▸ **RECORD SET**:
::::
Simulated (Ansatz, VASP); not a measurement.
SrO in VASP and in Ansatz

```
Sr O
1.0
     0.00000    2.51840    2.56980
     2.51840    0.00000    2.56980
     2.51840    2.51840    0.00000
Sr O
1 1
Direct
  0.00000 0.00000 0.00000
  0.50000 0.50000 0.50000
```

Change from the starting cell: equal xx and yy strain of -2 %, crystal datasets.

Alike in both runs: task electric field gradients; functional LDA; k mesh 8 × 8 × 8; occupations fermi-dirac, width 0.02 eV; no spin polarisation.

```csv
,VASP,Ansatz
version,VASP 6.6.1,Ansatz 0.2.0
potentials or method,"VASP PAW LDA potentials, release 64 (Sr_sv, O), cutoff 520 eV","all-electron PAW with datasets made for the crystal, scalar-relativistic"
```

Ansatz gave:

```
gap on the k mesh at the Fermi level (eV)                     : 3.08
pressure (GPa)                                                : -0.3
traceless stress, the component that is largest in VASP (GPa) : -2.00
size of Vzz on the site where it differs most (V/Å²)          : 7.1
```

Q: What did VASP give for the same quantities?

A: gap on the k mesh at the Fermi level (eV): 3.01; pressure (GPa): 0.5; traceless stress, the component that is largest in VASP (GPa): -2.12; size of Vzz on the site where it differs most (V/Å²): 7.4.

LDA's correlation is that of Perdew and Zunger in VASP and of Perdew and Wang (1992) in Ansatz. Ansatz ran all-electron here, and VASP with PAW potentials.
::::

From the data above, output only the lines between the line containing "Alike in both" and the line containing "A: gap on the", inclusive, exactly as written.

Alike in both runs: task electric field gradients; functional LDA; k mesh 8 × 8 × 8; occupations fermi-dirac, width 0.02 eV; no spin polarisation.

```csv
,VASP,Ansatz
version,VASP 6.6.1,Ansatz 0.2.0
potentials or method,"VASP PAW LDA potentials, release 64 (Sr_sv, O), cutoff 520 eV","all-electron PAW with datasets made for the crystal, scalar-relativistic"
```

Ansatz gave:

```
gap on the k mesh at the Fermi level (eV)                     : 3.08
pressure (GPa)                                                : -0.3
traceless stress, the component that is largest in VASP (GPa) : -2.00
size of Vzz on the site where it differs most (V/Å²)          : 7.1
```

Q: What did VASP give for the same quantities?

A: gap on the k mesh at the Fermi level (eV): 3.01; pressure (GPa): 0.5; traceless stress, the component that is largest in VASP (GPa): -2.12; size of Vzz on the site where it differs most (V/Å²): 7.4.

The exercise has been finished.